§ REQUIRED ACTION
Every line below should be given again without alteration.

__________________________________________________

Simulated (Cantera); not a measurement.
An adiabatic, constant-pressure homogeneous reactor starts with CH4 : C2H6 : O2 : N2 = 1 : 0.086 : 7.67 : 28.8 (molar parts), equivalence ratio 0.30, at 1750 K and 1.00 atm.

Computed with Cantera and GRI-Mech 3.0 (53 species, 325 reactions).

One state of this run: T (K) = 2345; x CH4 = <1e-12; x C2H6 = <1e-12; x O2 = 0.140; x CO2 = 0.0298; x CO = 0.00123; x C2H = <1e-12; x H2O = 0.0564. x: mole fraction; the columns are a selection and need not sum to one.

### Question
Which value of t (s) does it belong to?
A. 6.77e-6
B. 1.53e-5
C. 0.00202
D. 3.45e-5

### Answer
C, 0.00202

__________________________________________________

§ ANSWER BOX
Simulated (Cantera); not a measurement.
An adiabatic, constant-pressure homogeneous reactor starts with CH4 : C2H6 : O2 : N2 = 1 : 0.086 : 7.67 : 28.8 (molar parts), equivalence ratio 0.30, at 1750 K and 1.00 atm.

Computed with Cantera and GRI-Mech 3.0 (53 species, 325 reactions).

One state of this run: T (K) = 2345; x CH4 = <1e-12; x C2H6 = <1e-12; x O2 = 0.140; x CO2 = 0.0298; x CO = 0.00123; x C2H = <1e-12; x H2O = 0.0564. x: mole fraction; the columns are a selection and need not sum to one.

### Question
Which value of t (s) does it belong to?
A. 6.77e-6
B. 1.53e-5
C. 0.00202
D. 3.45e-5

### Answer
C, 0.00202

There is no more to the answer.